#### LISTED RECORDS:
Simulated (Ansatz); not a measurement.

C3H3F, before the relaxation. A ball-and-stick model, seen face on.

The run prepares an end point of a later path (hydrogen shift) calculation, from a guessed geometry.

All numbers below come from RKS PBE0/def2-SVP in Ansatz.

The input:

#### ASSIGNED TASK:
Your response must consist of every line above, reproduced exactly.

#### PROBLEM SOLUTION:
Simulated (Ansatz); not a measurement.

C3H3F, before the relaxation. A ball-and-stick model, seen face on.

The run prepares an end point of a later path (hydrogen shift) calculation, from a guessed geometry.

All numbers below come from RKS PBE0/def2-SVP in Ansatz.

The input:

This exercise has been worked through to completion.